### RECORD SET
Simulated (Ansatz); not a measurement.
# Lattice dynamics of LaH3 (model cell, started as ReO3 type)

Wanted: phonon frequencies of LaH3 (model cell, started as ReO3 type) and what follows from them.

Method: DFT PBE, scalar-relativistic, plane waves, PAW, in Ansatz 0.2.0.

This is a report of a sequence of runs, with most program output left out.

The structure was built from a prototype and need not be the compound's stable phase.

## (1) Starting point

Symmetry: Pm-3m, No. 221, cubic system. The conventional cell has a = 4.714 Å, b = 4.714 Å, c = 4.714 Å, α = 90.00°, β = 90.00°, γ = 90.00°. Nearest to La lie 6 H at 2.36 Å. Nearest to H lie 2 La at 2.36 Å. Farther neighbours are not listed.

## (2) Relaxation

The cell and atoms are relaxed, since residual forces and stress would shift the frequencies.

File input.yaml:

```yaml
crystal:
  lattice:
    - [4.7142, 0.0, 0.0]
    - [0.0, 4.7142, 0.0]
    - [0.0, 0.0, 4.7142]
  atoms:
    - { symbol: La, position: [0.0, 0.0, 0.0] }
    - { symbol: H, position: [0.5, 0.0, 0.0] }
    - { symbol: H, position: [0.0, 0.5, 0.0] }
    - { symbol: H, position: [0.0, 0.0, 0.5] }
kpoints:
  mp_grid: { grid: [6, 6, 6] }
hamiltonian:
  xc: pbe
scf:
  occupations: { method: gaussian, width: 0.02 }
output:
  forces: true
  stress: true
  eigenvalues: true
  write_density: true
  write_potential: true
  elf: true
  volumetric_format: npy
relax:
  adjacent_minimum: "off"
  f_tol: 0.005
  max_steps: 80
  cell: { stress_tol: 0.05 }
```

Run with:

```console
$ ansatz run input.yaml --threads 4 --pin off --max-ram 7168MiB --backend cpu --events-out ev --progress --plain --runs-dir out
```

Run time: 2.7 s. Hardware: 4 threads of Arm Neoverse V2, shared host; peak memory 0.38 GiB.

### REQUIRED ACTION
The expected answer is an exact copy of the lines above, beginning at the line with "# Lattice dynamics" and ending at the line with "## (1) Starting point", with both ends in.

### TASK ANSWER
# Lattice dynamics of LaH3 (model cell, started as ReO3 type)

Wanted: phonon frequencies of LaH3 (model cell, started as ReO3 type) and what follows from them.

Method: DFT PBE, scalar-relativistic, plane waves, PAW, in Ansatz 0.2.0.

This is a report of a sequence of runs, with most program output left out.

The structure was built from a prototype and need not be the compound's stable phase.

## (1) Starting point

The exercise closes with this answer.